Work instruction:
Every line from the beginning of the records below up to the one holding "Left, the place" should be quoted exactly; leave out the rest.

START Dataset records
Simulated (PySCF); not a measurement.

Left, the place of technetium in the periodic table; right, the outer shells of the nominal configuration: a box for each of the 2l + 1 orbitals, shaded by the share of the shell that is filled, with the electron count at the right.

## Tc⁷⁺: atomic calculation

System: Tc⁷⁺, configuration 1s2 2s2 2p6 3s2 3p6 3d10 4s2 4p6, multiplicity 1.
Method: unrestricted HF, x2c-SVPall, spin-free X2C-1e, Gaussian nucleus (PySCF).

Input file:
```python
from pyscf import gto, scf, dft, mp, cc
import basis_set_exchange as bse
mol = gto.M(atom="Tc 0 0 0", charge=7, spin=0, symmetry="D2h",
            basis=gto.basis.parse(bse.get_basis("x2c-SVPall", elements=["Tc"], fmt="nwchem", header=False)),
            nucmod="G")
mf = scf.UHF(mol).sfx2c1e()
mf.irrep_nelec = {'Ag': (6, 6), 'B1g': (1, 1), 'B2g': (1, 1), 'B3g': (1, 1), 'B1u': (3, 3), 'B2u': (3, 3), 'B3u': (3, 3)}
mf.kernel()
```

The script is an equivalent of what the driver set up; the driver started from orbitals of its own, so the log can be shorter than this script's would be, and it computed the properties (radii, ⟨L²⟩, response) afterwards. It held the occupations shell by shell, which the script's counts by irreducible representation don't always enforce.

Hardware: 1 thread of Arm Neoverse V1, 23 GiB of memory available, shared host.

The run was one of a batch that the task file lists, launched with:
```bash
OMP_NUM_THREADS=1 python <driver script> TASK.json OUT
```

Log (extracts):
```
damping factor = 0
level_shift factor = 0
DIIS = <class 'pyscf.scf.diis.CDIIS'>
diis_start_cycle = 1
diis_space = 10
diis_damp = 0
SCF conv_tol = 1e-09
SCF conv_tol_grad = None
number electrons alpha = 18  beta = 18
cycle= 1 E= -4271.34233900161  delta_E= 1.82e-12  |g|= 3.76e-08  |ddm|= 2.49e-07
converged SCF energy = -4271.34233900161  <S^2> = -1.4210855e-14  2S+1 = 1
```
END Dataset records

Written answer:
Simulated (PySCF); not a measurement.

Left, the place of technetium in the periodic table; right, the outer shells of the nominal configuration: a box for each of the 2l + 1 orbitals, shaded by the share of the shell that is filled, with the electron count at the right.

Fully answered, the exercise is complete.